* DATASET EXTRACT *
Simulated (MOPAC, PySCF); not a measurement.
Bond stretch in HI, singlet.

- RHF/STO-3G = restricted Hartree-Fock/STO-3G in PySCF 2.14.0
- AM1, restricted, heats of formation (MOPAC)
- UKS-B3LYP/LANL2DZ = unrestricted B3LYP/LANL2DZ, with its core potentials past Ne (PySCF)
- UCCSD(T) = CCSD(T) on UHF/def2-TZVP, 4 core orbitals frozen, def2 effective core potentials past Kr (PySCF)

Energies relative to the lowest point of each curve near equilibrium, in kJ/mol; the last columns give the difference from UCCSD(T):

* WORK INSTRUCTION *
Find the line with "- UKS-B3LYP/LANL2DZ = unrestricted" in the material above. Reproduce it and each line after it up to and including the line with "- UCCSD(T) = CCSD(T)".

* TASK SOLUTION *
- UKS-B3LYP/LANL2DZ = unrestricted B3LYP/LANL2DZ, with its core potentials past Ne (PySCF)
- UCCSD(T) = CCSD(T) on UHF/def2-TZVP, 4 core orbitals frozen, def2 effective core potentials past Kr (PySCF)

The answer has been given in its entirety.